■ **WORK REQUEST**: Set down exactly the lines of the listing below, please, beginning with the first and ending with the line that holds "## 1. Simulate the data".

■ **EXERCISE DATA**:
........

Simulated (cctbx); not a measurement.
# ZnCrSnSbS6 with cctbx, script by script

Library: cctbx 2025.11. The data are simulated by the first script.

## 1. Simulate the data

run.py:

........

■ **RESPONSE**:
Simulated (cctbx); not a measurement.
# ZnCrSnSbS6 with cctbx, script by script

Library: cctbx 2025.11. The data are simulated by the first script.

## 1. Simulate the data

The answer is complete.